- _Data section_:
• • •

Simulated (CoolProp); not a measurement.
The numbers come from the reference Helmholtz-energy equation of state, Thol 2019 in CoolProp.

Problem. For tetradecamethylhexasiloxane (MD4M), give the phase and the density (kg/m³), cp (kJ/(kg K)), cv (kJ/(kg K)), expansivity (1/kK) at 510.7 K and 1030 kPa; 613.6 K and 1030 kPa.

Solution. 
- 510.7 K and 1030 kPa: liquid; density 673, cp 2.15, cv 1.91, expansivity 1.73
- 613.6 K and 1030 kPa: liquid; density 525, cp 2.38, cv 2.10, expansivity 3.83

• • •

- _Work task_: Nothing past the line containing "- 510.7 K and" should be restated; transcribe the material exactly from its first line through that line.

- _Written reply_:
Simulated (CoolProp); not a measurement.
The numbers come from the reference Helmholtz-energy equation of state, Thol 2019 in CoolProp.

Problem. For tetradecamethylhexasiloxane (MD4M), give the phase and the density (kg/m³), cp (kJ/(kg K)), cv (kJ/(kg K)), expansivity (1/kK) at 510.7 K and 1030 kPa; 613.6 K and 1030 kPa.

Solution. 
- 510.7 K and 1030 kPa: liquid; density 673, cp 2.15, cv 1.91, expansivity 1.73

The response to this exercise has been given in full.